Print back every record below, exactly as it stands.

******
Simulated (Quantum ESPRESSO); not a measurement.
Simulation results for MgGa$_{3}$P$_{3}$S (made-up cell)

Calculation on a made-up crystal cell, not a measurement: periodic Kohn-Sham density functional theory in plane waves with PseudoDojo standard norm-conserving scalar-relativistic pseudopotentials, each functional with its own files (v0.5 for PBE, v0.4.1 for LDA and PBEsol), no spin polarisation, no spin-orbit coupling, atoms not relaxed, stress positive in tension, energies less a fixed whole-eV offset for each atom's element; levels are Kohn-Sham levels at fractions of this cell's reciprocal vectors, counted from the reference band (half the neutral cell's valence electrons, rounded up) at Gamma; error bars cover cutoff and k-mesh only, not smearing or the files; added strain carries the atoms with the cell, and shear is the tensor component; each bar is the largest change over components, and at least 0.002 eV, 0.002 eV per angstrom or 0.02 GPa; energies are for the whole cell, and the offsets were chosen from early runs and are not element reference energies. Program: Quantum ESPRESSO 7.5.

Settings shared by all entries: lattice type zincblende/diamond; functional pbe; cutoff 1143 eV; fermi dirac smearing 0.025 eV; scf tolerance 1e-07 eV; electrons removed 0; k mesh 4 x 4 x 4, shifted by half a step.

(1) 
******

→ Task output
Simulated (Quantum ESPRESSO); not a measurement.
Simulation results for MgGa$_{3}$P$_{3}$S (made-up cell)

Calculation on a made-up crystal cell, not a measurement: periodic Kohn-Sham density functional theory in plane waves with PseudoDojo standard norm-conserving scalar-relativistic pseudopotentials, each functional with its own files (v0.5 for PBE, v0.4.1 for LDA and PBEsol), no spin polarisation, no spin-orbit coupling, atoms not relaxed, stress positive in tension, energies less a fixed whole-eV offset for each atom's element; levels are Kohn-Sham levels at fractions of this cell's reciprocal vectors, counted from the reference band (half the neutral cell's valence electrons, rounded up) at Gamma; error bars cover cutoff and k-mesh only, not smearing or the files; added strain carries the atoms with the cell, and shear is the tensor component; each bar is the largest change over components, and at least 0.002 eV, 0.002 eV per angstrom or 0.02 GPa; energies are for the whole cell, and the offsets were chosen from early runs and are not element reference energies. Program: Quantum ESPRESSO 7.5.

Settings shared by all entries: lattice type zincblende/diamond; functional pbe; cutoff 1143 eV; fermi dirac smearing 0.025 eV; scf tolerance 1e-07 eV; electrons removed 0; k mesh 4 x 4 x 4, shifted by half a step.

(1) 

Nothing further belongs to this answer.